▶ [Exercise]: Every line from the beginning of the data through the line containing "fitting and tblite." should be reproduced exactly, and no further lines should be output.

▶ [Extracted data]:
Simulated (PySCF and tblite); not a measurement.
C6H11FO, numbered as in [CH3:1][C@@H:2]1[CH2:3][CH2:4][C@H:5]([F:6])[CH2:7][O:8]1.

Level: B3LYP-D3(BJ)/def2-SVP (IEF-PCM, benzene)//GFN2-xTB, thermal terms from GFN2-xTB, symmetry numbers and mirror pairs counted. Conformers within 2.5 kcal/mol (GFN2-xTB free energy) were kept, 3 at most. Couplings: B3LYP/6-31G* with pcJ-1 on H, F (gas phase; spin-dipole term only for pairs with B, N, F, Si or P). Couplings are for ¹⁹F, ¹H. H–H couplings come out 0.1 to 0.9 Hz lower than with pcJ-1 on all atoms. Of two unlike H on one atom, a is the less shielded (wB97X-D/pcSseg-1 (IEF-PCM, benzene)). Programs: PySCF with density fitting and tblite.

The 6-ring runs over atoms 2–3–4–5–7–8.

▶ [Task solution]:
Simulated (PySCF and tblite); not a measurement.
C6H11FO, numbered as in [CH3:1][C@@H:2]1[CH2:3][CH2:4][C@H:5]([F:6])[CH2:7][O:8]1.

Level: B3LYP-D3(BJ)/def2-SVP (IEF-PCM, benzene)//GFN2-xTB, thermal terms from GFN2-xTB, symmetry numbers and mirror pairs counted. Conformers within 2.5 kcal/mol (GFN2-xTB free energy) were kept, 3 at most. Couplings: B3LYP/6-31G* with pcJ-1 on H, F (gas phase; spin-dipole term only for pairs with B, N, F, Si or P). Couplings are for ¹⁹F, ¹H. H–H couplings come out 0.1 to 0.9 Hz lower than with pcJ-1 on all atoms. Of two unlike H on one atom, a is the less shielded (wB97X-D/pcSseg-1 (IEF-PCM, benzene)). Programs: PySCF with density fitting and tblite.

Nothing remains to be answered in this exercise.